Please return, with no alterations, the lines below from the very first through the one that contains "A: The radical".

################

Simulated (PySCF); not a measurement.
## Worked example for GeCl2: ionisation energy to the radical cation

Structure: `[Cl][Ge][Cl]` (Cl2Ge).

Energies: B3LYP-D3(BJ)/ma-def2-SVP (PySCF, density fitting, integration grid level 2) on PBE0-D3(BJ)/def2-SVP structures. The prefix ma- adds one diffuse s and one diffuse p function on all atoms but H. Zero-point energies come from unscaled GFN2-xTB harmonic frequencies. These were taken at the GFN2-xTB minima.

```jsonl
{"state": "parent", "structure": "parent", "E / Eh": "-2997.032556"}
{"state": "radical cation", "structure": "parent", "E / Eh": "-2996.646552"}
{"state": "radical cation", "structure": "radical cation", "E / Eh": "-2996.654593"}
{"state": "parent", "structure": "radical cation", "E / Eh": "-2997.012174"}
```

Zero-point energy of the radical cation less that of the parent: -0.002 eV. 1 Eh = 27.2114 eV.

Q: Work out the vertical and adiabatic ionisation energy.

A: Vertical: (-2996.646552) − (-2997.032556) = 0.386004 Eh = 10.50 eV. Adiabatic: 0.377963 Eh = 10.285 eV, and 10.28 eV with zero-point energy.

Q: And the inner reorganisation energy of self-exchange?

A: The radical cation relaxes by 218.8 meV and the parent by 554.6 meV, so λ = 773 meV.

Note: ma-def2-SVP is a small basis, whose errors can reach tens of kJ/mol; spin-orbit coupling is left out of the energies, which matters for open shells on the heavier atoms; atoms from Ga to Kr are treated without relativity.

################

Response box:
Simulated (PySCF); not a measurement.
## Worked example for GeCl2: ionisation energy to the radical cation

Structure: `[Cl][Ge][Cl]` (Cl2Ge).

Energies: B3LYP-D3(BJ)/ma-def2-SVP (PySCF, density fitting, integration grid level 2) on PBE0-D3(BJ)/def2-SVP structures. The prefix ma- adds one diffuse s and one diffuse p function on all atoms but H. Zero-point energies come from unscaled GFN2-xTB harmonic frequencies. These were taken at the GFN2-xTB minima.

```jsonl
{"state": "parent", "structure": "parent", "E / Eh": "-2997.032556"}
{"state": "radical cation", "structure": "parent", "E / Eh": "-2996.646552"}
{"state": "radical cation", "structure": "radical cation", "E / Eh": "-2996.654593"}
{"state": "parent", "structure": "radical cation", "E / Eh": "-2997.012174"}
```

Zero-point energy of the radical cation less that of the parent: -0.002 eV. 1 Eh = 27.2114 eV.

Q: Work out the vertical and adiabatic ionisation energy.

A: Vertical: (-2996.646552) − (-2997.032556) = 0.386004 Eh = 10.50 eV. Adiabatic: 0.377963 Eh = 10.285 eV, and 10.28 eV with zero-point energy.

Q: And the inner reorganisation energy of self-exchange?

A: The radical cation relaxes by 218.8 meV and the parent by 554.6 meV, so λ = 773 meV.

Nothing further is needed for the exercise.